• [Material provided]:
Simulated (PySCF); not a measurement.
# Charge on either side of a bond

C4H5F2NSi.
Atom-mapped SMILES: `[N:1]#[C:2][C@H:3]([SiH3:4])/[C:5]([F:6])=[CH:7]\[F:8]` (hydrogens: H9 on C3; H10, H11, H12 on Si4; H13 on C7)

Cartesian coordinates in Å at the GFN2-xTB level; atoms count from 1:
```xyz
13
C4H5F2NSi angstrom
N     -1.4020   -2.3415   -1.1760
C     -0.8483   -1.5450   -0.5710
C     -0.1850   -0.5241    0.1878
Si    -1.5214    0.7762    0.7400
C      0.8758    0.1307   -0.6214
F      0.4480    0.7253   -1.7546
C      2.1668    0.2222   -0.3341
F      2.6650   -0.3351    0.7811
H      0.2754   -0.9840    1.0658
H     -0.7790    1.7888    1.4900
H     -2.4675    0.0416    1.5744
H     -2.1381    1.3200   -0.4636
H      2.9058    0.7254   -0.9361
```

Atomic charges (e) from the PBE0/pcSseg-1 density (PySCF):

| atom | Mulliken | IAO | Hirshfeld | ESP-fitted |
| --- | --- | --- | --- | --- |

• [Assignment]: All of the records above are to be repeated exactly.

• [Task solution]:
Simulated (PySCF); not a measurement.
# Charge on either side of a bond

C4H5F2NSi.
Atom-mapped SMILES: `[N:1]#[C:2][C@H:3]([SiH3:4])/[C:5]([F:6])=[CH:7]\[F:8]` (hydrogens: H9 on C3; H10, H11, H12 on Si4; H13 on C7)

Cartesian coordinates in Å at the GFN2-xTB level; atoms count from 1:
```xyz
13
C4H5F2NSi angstrom
N     -1.4020   -2.3415   -1.1760
C     -0.8483   -1.5450   -0.5710
C     -0.1850   -0.5241    0.1878
Si    -1.5214    0.7762    0.7400
C      0.8758    0.1307   -0.6214
F      0.4480    0.7253   -1.7546
C      2.1668    0.2222   -0.3341
F      2.6650   -0.3351    0.7811
H      0.2754   -0.9840    1.0658
H     -0.7790    1.7888    1.4900
H     -2.4675    0.0416    1.5744
H     -2.1381    1.3200   -0.4636
H      2.9058    0.7254   -0.9361
```

Atomic charges (e) from the PBE0/pcSseg-1 density (PySCF):

| atom | Mulliken | IAO | Hirshfeld | ESP-fitted |
| --- | --- | --- | --- | --- |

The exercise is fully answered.